MATERIAL SUPPLIED >>
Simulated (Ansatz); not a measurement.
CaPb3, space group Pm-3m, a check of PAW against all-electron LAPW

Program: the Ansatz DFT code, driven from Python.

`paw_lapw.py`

EXERCISE >> Output the listing verbatim through the "Program: the Ansatz" line.

YOUR RESPONSE >>
Simulated (Ansatz); not a measurement.
CaPb3, space group Pm-3m, a check of PAW against all-electron LAPW

Program: the Ansatz DFT code, driven from Python.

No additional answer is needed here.